++++++

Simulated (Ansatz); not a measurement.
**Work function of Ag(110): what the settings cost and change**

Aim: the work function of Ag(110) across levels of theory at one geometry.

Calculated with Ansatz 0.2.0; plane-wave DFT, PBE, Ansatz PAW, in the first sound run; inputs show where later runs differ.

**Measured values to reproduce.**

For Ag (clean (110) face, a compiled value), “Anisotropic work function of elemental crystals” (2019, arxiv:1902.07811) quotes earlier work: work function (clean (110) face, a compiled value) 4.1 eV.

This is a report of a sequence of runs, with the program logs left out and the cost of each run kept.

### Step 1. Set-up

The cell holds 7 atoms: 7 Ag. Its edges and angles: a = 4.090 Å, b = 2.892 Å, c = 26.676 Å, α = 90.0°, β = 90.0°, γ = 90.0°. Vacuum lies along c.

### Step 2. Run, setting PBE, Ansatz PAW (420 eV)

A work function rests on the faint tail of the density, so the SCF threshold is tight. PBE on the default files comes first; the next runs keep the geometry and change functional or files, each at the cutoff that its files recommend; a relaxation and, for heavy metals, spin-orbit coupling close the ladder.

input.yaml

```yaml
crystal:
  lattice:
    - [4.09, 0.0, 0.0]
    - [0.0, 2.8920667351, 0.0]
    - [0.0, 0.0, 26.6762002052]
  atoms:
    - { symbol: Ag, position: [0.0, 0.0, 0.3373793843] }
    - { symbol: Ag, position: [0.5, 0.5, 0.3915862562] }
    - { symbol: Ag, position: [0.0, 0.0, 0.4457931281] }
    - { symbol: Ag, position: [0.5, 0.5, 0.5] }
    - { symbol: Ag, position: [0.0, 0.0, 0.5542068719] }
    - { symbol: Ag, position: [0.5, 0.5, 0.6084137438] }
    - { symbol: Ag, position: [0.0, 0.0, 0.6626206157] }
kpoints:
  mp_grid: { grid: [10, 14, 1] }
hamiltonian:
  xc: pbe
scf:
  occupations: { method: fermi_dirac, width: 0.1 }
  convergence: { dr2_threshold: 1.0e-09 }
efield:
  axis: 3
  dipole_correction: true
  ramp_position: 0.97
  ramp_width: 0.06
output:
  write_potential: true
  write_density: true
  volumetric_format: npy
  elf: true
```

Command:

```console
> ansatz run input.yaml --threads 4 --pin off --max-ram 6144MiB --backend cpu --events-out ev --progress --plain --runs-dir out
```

++++++

● **WORK REQUEST**
Return only the lines above that run from the opening line through the line containing "values to reproduce.**", exactly as written.

● **ANSWER SPACE**
Simulated (Ansatz); not a measurement.
**Work function of Ag(110): what the settings cost and change**

Aim: the work function of Ag(110) across levels of theory at one geometry.

Calculated with Ansatz 0.2.0; plane-wave DFT, PBE, Ansatz PAW, in the first sound run; inputs show where later runs differ.

**Measured values to reproduce.**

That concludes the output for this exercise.